* Task item:
Go through the listing below and output exactly the line with "Eg and EI move", the line with "The unmixed levels", and each line between; omit the rest.

* Given information:
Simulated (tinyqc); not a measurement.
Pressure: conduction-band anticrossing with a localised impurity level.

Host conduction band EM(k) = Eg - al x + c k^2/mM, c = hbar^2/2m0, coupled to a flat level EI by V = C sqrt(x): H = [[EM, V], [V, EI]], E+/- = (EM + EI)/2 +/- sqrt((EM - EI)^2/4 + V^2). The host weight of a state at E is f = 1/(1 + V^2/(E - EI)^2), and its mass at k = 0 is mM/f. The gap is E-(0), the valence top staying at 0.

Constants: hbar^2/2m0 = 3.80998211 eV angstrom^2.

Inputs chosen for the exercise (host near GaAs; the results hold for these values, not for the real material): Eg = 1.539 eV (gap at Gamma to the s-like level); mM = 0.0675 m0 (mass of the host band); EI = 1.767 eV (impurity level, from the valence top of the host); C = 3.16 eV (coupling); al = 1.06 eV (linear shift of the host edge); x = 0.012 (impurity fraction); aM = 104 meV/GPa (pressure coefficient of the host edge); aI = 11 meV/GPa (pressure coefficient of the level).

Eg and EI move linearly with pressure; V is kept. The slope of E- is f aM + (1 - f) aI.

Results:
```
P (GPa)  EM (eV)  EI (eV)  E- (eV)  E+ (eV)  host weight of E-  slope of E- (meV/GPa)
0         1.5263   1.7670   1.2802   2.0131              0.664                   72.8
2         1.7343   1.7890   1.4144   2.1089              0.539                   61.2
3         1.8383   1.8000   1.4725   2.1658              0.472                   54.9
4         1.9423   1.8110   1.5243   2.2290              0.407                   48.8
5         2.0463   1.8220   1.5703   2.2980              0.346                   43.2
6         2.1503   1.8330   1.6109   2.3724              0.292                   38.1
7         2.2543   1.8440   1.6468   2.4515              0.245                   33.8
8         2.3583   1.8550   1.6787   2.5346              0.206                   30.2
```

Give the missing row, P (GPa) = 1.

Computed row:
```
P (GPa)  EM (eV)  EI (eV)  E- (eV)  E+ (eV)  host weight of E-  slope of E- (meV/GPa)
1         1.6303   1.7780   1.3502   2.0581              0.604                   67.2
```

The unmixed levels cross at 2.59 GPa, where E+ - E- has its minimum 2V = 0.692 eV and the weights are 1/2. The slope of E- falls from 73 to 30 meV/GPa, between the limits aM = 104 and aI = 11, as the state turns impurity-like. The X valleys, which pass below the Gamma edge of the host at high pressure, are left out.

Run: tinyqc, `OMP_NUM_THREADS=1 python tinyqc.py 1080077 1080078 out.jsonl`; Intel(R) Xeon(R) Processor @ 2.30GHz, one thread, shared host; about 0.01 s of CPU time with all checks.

* Task solution:
Eg and EI move linearly with pressure; V is kept. The slope of E- is f aM + (1 - f) aI.

Results:
```
P (GPa)  EM (eV)  EI (eV)  E- (eV)  E+ (eV)  host weight of E-  slope of E- (meV/GPa)
0         1.5263   1.7670   1.2802   2.0131              0.664                   72.8
2         1.7343   1.7890   1.4144   2.1089              0.539                   61.2
3         1.8383   1.8000   1.4725   2.1658              0.472                   54.9
4         1.9423   1.8110   1.5243   2.2290              0.407                   48.8
5         2.0463   1.8220   1.5703   2.2980              0.346                   43.2
6         2.1503   1.8330   1.6109   2.3724              0.292                   38.1
7         2.2543   1.8440   1.6468   2.4515              0.245                   33.8
8         2.3583   1.8550   1.6787   2.5346              0.206                   30.2
```

Give the missing row, P (GPa) = 1.

Computed row:
```
P (GPa)  EM (eV)  EI (eV)  E- (eV)  E+ (eV)  host weight of E-  slope of E- (meV/GPa)
1         1.6303   1.7780   1.3502   2.0581              0.604                   67.2
```

The unmixed levels cross at 2.59 GPa, where E+ - E- has its minimum 2V = 0.692 eV and the weights are 1/2. The slope of E- falls from 73 to 30 meV/GPa, between the limits aM = 104 and aI = 11, as the state turns impurity-like. The X valleys, which pass below the Gamma edge of the host at high pressure, are left out.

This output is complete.